ASSIGNED TASK: Produce an exact copy of the first line of the data below and each line after it, please, up to and including the one with "The input as".

· · · ·
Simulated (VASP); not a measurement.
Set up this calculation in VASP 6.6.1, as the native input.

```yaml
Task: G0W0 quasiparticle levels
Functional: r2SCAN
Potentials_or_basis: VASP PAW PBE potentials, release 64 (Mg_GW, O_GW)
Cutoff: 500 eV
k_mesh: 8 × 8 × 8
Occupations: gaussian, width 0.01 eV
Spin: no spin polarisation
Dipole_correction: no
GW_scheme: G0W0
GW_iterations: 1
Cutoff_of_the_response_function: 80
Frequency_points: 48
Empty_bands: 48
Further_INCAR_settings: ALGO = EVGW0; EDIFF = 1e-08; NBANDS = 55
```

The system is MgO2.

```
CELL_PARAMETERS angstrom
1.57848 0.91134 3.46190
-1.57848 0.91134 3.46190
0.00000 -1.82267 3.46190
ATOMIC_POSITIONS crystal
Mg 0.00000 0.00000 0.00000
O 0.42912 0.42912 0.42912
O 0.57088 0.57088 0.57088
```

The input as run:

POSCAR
· · · ·

EXERCISE SOLUTION:
Simulated (VASP); not a measurement.
Set up this calculation in VASP 6.6.1, as the native input.

```yaml
Task: G0W0 quasiparticle levels
Functional: r2SCAN
Potentials_or_basis: VASP PAW PBE potentials, release 64 (Mg_GW, O_GW)
Cutoff: 500 eV
k_mesh: 8 × 8 × 8
Occupations: gaussian, width 0.01 eV
Spin: no spin polarisation
Dipole_correction: no
GW_scheme: G0W0
GW_iterations: 1
Cutoff_of_the_response_function: 80
Frequency_points: 48
Empty_bands: 48
Further_INCAR_settings: ALGO = EVGW0; EDIFF = 1e-08; NBANDS = 55
```

The system is MgO2.

```
CELL_PARAMETERS angstrom
1.57848 0.91134 3.46190
-1.57848 0.91134 3.46190
0.00000 -1.82267 3.46190
ATOMIC_POSITIONS crystal
Mg 0.00000 0.00000 0.00000
O 0.42912 0.42912 0.42912
O 0.57088 0.57088 0.57088
```

The input as run:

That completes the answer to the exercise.